▶ _BRIEF_: Make an exact reproduction of all the data.

··· DATASET EXTRACT
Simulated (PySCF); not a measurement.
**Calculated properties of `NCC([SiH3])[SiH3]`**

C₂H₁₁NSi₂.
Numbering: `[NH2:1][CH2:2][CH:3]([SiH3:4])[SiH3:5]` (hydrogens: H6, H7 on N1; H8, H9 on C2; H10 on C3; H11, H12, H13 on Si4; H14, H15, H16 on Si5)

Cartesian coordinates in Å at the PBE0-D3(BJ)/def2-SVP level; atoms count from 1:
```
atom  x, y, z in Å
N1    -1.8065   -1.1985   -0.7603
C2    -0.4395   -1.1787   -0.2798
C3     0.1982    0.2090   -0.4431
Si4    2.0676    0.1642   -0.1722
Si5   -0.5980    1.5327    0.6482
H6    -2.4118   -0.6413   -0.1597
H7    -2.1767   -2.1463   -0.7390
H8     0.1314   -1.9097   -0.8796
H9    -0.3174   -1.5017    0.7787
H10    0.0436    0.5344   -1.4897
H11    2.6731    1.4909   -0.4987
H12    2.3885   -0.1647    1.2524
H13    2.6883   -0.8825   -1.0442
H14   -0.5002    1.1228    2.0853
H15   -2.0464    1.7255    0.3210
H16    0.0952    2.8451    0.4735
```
······

▶ _PROBLEM SOLUTION_:
Simulated (PySCF); not a measurement.
**Calculated properties of `NCC([SiH3])[SiH3]`**

C₂H₁₁NSi₂.
Numbering: `[NH2:1][CH2:2][CH:3]([SiH3:4])[SiH3:5]` (hydrogens: H6, H7 on N1; H8, H9 on C2; H10 on C3; H11, H12, H13 on Si4; H14, H15, H16 on Si5)

Cartesian coordinates in Å at the PBE0-D3(BJ)/def2-SVP level; atoms count from 1:
```
atom  x, y, z in Å
N1    -1.8065   -1.1985   -0.7603
C2    -0.4395   -1.1787   -0.2798
C3     0.1982    0.2090   -0.4431
Si4    2.0676    0.1642   -0.1722
Si5   -0.5980    1.5327    0.6482
H6    -2.4118   -0.6413   -0.1597
H7    -2.1767   -2.1463   -0.7390
H8     0.1314   -1.9097   -0.8796
H9    -0.3174   -1.5017    0.7787
H10    0.0436    0.5344   -1.4897
H11    2.6731    1.4909   -0.4987
H12    2.3885   -0.1647    1.2524
H13    2.6883   -0.8825   -1.0442
H14   -0.5002    1.1228    2.0853
H15   -2.0464    1.7255    0.3210
H16    0.0952    2.8451    0.4735
```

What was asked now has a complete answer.